Top of Extracted records

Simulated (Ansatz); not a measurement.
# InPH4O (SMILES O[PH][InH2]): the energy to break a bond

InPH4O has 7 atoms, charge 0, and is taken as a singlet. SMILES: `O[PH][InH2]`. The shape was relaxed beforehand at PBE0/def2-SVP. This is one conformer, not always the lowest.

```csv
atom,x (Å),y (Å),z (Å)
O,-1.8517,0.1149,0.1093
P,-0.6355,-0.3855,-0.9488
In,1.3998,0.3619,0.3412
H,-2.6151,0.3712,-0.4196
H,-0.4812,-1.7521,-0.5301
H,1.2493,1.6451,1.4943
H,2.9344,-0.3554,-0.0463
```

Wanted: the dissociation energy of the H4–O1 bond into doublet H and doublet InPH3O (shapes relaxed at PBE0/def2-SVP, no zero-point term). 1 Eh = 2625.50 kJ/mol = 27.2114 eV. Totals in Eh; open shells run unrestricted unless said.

Bottom of Extracted records

• Exercise:
Starting at the first line of the data above, please restate word for word every line up to and including the one that holds "# InPH4O (SMILES", and add nothing else.

• Answer section:
Simulated (Ansatz); not a measurement.
# InPH4O (SMILES O[PH][InH2]): the energy to break a bond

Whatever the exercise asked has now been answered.